- REQUIREMENT
Begin with the first line of the entries below and reproduce each line exactly, ending with the line that holds "Results of r²SCAN".

= Beginning of Section =

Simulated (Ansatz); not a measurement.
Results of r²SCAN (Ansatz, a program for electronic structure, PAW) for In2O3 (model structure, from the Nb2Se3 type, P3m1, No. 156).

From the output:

= End of Section =

- TASK OUTPUT
Simulated (Ansatz); not a measurement.
Results of r²SCAN (Ansatz, a program for electronic structure, PAW) for In2O3 (model structure, from the Nb2Se3 type, P3m1, No. 156).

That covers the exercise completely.